■ ■ ■ ■ ■

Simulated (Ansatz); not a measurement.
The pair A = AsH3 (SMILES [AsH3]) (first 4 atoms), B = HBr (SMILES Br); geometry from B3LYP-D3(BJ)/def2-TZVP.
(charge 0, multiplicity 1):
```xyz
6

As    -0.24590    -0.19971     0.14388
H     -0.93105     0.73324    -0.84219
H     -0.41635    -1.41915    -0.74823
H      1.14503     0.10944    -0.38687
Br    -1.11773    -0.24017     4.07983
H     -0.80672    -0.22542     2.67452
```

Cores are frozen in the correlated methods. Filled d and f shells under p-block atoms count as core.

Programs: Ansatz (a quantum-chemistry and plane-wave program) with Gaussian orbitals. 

■ ■ ■ ■ ■

Task item: All of the entries above need to be reproduced exactly.

Task answer:
Simulated (Ansatz); not a measurement.
The pair A = AsH3 (SMILES [AsH3]) (first 4 atoms), B = HBr (SMILES Br); geometry from B3LYP-D3(BJ)/def2-TZVP.
(charge 0, multiplicity 1):
```xyz
6

As    -0.24590    -0.19971     0.14388
H     -0.93105     0.73324    -0.84219
H     -0.41635    -1.41915    -0.74823
H      1.14503     0.10944    -0.38687
Br    -1.11773    -0.24017     4.07983
H     -0.80672    -0.22542     2.67452
```

Cores are frozen in the correlated methods. Filled d and f shells under p-block atoms count as core.

Programs: Ansatz (a quantum-chemistry and plane-wave program) with Gaussian orbitals. 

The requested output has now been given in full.